# Record extracts
===============

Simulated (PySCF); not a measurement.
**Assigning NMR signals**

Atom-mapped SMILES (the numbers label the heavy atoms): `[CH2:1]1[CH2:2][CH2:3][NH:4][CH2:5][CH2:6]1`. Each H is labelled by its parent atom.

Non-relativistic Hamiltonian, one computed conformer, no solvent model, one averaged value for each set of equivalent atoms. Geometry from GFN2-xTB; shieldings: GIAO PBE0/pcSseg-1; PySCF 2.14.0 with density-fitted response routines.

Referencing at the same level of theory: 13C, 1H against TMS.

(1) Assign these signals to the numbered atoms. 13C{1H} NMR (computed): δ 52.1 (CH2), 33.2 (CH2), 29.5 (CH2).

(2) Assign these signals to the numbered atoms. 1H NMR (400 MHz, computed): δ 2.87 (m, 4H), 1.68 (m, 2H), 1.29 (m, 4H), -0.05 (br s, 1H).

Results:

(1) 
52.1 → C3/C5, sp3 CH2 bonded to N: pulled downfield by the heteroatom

===============

# Action item
Line by line, repeat everything in the records verbatim.

# Answer box
Simulated (PySCF); not a measurement.
**Assigning NMR signals**

Atom-mapped SMILES (the numbers label the heavy atoms): `[CH2:1]1[CH2:2][CH2:3][NH:4][CH2:5][CH2:6]1`. Each H is labelled by its parent atom.

Non-relativistic Hamiltonian, one computed conformer, no solvent model, one averaged value for each set of equivalent atoms. Geometry from GFN2-xTB; shieldings: GIAO PBE0/pcSseg-1; PySCF 2.14.0 with density-fitted response routines.

Referencing at the same level of theory: 13C, 1H against TMS.

(1) Assign these signals to the numbered atoms. 13C{1H} NMR (computed): δ 52.1 (CH2), 33.2 (CH2), 29.5 (CH2).

(2) Assign these signals to the numbered atoms. 1H NMR (400 MHz, computed): δ 2.87 (m, 4H), 1.68 (m, 2H), 1.29 (m, 4H), -0.05 (br s, 1H).

Results:

(1) 
52.1 → C3/C5, sp3 CH2 bonded to N: pulled downfield by the heteroatom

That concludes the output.